Data excerpts:
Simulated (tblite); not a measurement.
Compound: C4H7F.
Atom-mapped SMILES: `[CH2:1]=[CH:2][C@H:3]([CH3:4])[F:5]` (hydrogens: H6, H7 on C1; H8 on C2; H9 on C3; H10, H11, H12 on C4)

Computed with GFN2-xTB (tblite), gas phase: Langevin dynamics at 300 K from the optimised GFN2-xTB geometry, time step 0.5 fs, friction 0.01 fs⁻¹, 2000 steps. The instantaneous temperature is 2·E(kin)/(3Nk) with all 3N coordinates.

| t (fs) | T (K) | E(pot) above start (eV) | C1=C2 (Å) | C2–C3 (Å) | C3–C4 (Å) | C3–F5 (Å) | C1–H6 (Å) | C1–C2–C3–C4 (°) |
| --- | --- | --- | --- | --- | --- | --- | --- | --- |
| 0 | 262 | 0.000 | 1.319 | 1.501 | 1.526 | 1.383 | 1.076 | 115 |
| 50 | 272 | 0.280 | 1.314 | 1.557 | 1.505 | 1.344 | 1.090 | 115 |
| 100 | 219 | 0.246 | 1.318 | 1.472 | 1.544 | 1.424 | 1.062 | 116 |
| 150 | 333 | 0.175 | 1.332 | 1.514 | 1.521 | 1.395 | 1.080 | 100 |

Assigned task:
What is asked for is an exact copy of the lines above from the one containing "H11, H12 on C4)" through the one containing "Computed with GFN2-xTB", and only those.

Your solution:
Atom-mapped SMILES: `[CH2:1]=[CH:2][C@H:3]([CH3:4])[F:5]` (hydrogens: H6, H7 on C1; H8 on C2; H9 on C3; H10, H11, H12 on C4)

Computed with GFN2-xTB (tblite), gas phase: Langevin dynamics at 300 K from the optimised GFN2-xTB geometry, time step 0.5 fs, friction 0.01 fs⁻¹, 2000 steps. The instantaneous temperature is 2·E(kin)/(3Nk) with all 3N coordinates.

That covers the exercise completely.